*WORK TASK*
An exact reproduction of each record is required.

######
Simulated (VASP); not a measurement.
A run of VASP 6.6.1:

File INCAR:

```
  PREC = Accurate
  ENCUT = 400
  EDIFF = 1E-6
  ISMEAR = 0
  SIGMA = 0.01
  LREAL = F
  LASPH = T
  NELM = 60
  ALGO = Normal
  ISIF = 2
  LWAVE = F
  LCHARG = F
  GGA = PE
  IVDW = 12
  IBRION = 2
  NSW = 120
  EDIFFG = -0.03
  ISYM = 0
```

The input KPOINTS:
######

*WORKED SOLUTION*
Simulated (VASP); not a measurement.
A run of VASP 6.6.1:

File INCAR:

```
  PREC = Accurate
  ENCUT = 400
  EDIFF = 1E-6
  ISMEAR = 0
  SIGMA = 0.01
  LREAL = F
  LASPH = T
  NELM = 60
  ALGO = Normal
  ISIF = 2
  LWAVE = F
  LCHARG = F
  GGA = PE
  IVDW = 12
  IBRION = 2
  NSW = 120
  EDIFFG = -0.03
  ISYM = 0
```

The input KPOINTS:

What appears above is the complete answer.